▶ [Brief]
Please retype the listing below, matching every line exactly.

▶ [Given data]
Segment Open

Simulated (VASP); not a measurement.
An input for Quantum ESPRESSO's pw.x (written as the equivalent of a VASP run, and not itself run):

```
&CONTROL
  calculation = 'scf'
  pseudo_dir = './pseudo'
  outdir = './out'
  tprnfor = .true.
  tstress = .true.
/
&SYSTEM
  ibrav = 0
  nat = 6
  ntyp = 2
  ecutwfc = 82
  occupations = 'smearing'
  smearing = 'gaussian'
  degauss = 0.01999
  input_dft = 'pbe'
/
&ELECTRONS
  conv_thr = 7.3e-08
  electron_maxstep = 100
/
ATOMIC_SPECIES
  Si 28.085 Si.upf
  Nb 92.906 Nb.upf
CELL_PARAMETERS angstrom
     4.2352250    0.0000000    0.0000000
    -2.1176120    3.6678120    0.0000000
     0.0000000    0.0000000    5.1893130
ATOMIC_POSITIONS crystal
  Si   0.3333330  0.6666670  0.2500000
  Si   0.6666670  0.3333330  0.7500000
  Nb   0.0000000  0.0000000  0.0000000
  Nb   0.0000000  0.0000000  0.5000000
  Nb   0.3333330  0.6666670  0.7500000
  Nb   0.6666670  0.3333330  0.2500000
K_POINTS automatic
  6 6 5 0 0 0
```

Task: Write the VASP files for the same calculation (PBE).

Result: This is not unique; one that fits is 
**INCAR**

Segment Closed

▶ [Exercise result]
Simulated (VASP); not a measurement.
An input for Quantum ESPRESSO's pw.x (written as the equivalent of a VASP run, and not itself run):

```
&CONTROL
  calculation = 'scf'
  pseudo_dir = './pseudo'
  outdir = './out'
  tprnfor = .true.
  tstress = .true.
/
&SYSTEM
  ibrav = 0
  nat = 6
  ntyp = 2
  ecutwfc = 82
  occupations = 'smearing'
  smearing = 'gaussian'
  degauss = 0.01999
  input_dft = 'pbe'
/
&ELECTRONS
  conv_thr = 7.3e-08
  electron_maxstep = 100
/
ATOMIC_SPECIES
  Si 28.085 Si.upf
  Nb 92.906 Nb.upf
CELL_PARAMETERS angstrom
     4.2352250    0.0000000    0.0000000
    -2.1176120    3.6678120    0.0000000
     0.0000000    0.0000000    5.1893130
ATOMIC_POSITIONS crystal
  Si   0.3333330  0.6666670  0.2500000
  Si   0.6666670  0.3333330  0.7500000
  Nb   0.0000000  0.0000000  0.0000000
  Nb   0.0000000  0.0000000  0.5000000
  Nb   0.3333330  0.6666670  0.7500000
  Nb   0.6666670  0.3333330  0.2500000
K_POINTS automatic
  6 6 5 0 0 0
```

Task: Write the VASP files for the same calculation (PBE).

Result: This is not unique; one that fits is 
**INCAR**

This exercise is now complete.